**Activity:**
Copy word for word, please, the lines of the entries below running from the one containing "Lines under 2" to the one containing "D. F[C@@H]1N=C[SiH2]1", both ends included.

************

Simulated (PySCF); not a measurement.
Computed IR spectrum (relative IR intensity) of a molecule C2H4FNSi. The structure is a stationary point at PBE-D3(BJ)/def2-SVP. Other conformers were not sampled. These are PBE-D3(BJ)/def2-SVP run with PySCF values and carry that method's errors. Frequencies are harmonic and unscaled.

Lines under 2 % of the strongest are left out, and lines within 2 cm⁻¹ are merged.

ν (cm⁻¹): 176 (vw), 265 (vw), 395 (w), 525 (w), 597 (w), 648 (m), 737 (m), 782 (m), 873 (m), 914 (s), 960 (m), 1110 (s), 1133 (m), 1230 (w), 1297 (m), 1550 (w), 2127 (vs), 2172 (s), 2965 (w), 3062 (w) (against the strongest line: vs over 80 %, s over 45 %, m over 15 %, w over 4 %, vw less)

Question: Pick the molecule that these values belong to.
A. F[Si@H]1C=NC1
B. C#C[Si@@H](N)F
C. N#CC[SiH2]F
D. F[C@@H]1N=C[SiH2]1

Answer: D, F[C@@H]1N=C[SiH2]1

************

**Task solution:**
Lines under 2 % of the strongest are left out, and lines within 2 cm⁻¹ are merged.

ν (cm⁻¹): 176 (vw), 265 (vw), 395 (w), 525 (w), 597 (w), 648 (m), 737 (m), 782 (m), 873 (m), 914 (s), 960 (m), 1110 (s), 1133 (m), 1230 (w), 1297 (m), 1550 (w), 2127 (vs), 2172 (s), 2965 (w), 3062 (w) (against the strongest line: vs over 80 %, s over 45 %, m over 15 %, w over 4 %, vw less)

Question: Pick the molecule that these values belong to.
A. F[Si@H]1C=NC1
B. C#C[Si@@H](N)F
C. N#CC[SiH2]F
D. F[C@@H]1N=C[SiH2]1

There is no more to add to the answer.